Please set down each line of the material exactly.

___

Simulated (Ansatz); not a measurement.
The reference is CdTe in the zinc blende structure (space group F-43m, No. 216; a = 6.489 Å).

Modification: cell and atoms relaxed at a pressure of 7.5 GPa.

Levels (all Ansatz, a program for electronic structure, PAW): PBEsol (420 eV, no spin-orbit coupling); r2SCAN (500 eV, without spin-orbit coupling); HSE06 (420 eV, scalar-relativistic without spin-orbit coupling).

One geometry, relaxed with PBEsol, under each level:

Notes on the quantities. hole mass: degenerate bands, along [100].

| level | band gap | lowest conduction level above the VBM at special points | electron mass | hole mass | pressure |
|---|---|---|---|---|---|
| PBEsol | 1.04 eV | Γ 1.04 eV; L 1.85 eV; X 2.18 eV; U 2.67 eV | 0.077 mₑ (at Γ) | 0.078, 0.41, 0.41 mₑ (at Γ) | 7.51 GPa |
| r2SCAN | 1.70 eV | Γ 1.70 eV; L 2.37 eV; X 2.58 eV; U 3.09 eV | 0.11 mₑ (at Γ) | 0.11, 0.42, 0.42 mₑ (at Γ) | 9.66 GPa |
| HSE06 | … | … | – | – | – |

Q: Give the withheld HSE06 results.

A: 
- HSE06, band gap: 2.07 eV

___

= ANSWER BOX =
Simulated (Ansatz); not a measurement.
The reference is CdTe in the zinc blende structure (space group F-43m, No. 216; a = 6.489 Å).

Modification: cell and atoms relaxed at a pressure of 7.5 GPa.

Levels (all Ansatz, a program for electronic structure, PAW): PBEsol (420 eV, no spin-orbit coupling); r2SCAN (500 eV, without spin-orbit coupling); HSE06 (420 eV, scalar-relativistic without spin-orbit coupling).

One geometry, relaxed with PBEsol, under each level:

Notes on the quantities. hole mass: degenerate bands, along [100].

| level | band gap | lowest conduction level above the VBM at special points | electron mass | hole mass | pressure |
|---|---|---|---|---|---|
| PBEsol | 1.04 eV | Γ 1.04 eV; L 1.85 eV; X 2.18 eV; U 2.67 eV | 0.077 mₑ (at Γ) | 0.078, 0.41, 0.41 mₑ (at Γ) | 7.51 GPa |
| r2SCAN | 1.70 eV | Γ 1.70 eV; L 2.37 eV; X 2.58 eV; U 3.09 eV | 0.11 mₑ (at Γ) | 0.11, 0.42, 0.42 mₑ (at Γ) | 9.66 GPa |
| HSE06 | … | … | – | – | – |

Q: Give the withheld HSE06 results.

A: 
- HSE06, band gap: 2.07 eV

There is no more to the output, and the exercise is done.